** Extracted information follows **

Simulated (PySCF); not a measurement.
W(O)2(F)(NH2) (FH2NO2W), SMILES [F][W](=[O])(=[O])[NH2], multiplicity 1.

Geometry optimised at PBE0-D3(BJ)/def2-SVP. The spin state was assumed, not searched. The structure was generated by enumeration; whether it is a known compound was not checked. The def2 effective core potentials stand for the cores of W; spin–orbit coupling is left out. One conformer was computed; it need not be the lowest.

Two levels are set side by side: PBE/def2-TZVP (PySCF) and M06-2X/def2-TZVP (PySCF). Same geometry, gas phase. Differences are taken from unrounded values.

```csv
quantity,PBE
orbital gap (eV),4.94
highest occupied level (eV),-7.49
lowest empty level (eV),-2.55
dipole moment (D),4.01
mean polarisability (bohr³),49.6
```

** End of Extracted information **

## Task item
Extract the complete listing verbatim.

## Problem solution
Simulated (PySCF); not a measurement.
W(O)2(F)(NH2) (FH2NO2W), SMILES [F][W](=[O])(=[O])[NH2], multiplicity 1.

Geometry optimised at PBE0-D3(BJ)/def2-SVP. The spin state was assumed, not searched. The structure was generated by enumeration; whether it is a known compound was not checked. The def2 effective core potentials stand for the cores of W; spin–orbit coupling is left out. One conformer was computed; it need not be the lowest.

Two levels are set side by side: PBE/def2-TZVP (PySCF) and M06-2X/def2-TZVP (PySCF). Same geometry, gas phase. Differences are taken from unrounded values.

```csv
quantity,PBE
orbital gap (eV),4.94
highest occupied level (eV),-7.49
lowest empty level (eV),-2.55
dipole moment (D),4.01
mean polarisability (bohr³),49.6
```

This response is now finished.